((
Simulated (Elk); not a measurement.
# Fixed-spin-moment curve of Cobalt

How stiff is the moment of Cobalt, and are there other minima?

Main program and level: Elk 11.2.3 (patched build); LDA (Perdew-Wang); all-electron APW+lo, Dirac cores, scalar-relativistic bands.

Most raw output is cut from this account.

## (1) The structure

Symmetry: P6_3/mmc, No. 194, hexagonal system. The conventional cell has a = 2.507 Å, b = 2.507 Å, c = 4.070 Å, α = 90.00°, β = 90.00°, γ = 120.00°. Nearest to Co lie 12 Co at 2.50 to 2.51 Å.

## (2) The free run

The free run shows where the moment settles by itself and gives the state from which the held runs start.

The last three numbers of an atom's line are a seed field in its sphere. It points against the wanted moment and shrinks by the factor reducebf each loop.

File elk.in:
))

Work instruction → Beginning at the line with "Most raw output is cut from this account." and stopping after the line with "The free run shows", please write out every line of the data above exactly and nothing else.

Exercise output →
Most raw output is cut from this account.

## (1) The structure

Symmetry: P6_3/mmc, No. 194, hexagonal system. The conventional cell has a = 2.507 Å, b = 2.507 Å, c = 4.070 Å, α = 90.00°, β = 90.00°, γ = 120.00°. Nearest to Co lie 12 Co at 2.50 to 2.51 Å.

## (2) The free run

The free run shows where the moment settles by itself and gives the state from which the held runs start.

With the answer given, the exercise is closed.